| WORK INSTRUCTION |
Please transcribe the entries below without changing a single character.

>>>>>

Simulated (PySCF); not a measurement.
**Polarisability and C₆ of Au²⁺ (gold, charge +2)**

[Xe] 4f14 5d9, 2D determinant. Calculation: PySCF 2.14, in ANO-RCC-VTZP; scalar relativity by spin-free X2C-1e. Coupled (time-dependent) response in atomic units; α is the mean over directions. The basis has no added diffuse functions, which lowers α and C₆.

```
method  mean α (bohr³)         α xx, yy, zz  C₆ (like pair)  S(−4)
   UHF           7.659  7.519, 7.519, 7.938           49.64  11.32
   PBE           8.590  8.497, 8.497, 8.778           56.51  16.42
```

<<<<<

| YOUR SOLUTION |
Simulated (PySCF); not a measurement.
**Polarisability and C₆ of Au²⁺ (gold, charge +2)**

[Xe] 4f14 5d9, 2D determinant. Calculation: PySCF 2.14, in ANO-RCC-VTZP; scalar relativity by spin-free X2C-1e. Coupled (time-dependent) response in atomic units; α is the mean over directions. The basis has no added diffuse functions, which lowers α and C₆.

```
method  mean α (bohr³)         α xx, yy, zz  C₆ (like pair)  S(−4)
   UHF           7.659  7.519, 7.519, 7.938           49.64  11.32
   PBE           8.590  8.497, 8.497, 8.778           56.51  16.42
```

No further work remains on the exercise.